__INFORMATION SHOWN__.
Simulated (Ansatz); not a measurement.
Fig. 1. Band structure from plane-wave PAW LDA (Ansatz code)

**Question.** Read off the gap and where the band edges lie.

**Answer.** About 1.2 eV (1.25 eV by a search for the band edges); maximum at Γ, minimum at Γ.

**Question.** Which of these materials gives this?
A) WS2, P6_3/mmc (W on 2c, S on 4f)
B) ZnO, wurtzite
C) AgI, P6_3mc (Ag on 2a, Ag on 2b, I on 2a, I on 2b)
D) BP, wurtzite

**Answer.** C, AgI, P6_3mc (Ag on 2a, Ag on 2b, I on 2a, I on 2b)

__ASSIGNED TASK__. Everything in the material above should be output exactly.

__TASK SOLUTION__.
Simulated (Ansatz); not a measurement.
Fig. 1. Band structure from plane-wave PAW LDA (Ansatz code)

**Question.** Read off the gap and where the band edges lie.

**Answer.** About 1.2 eV (1.25 eV by a search for the band edges); maximum at Γ, minimum at Γ.

**Question.** Which of these materials gives this?
A) WS2, P6_3/mmc (W on 2c, S on 4f)
B) ZnO, wurtzite
C) AgI, P6_3mc (Ag on 2a, Ag on 2b, I on 2a, I on 2b)
D) BP, wurtzite

**Answer.** C, AgI, P6_3mc (Ag on 2a, Ag on 2b, I on 2a, I on 2b)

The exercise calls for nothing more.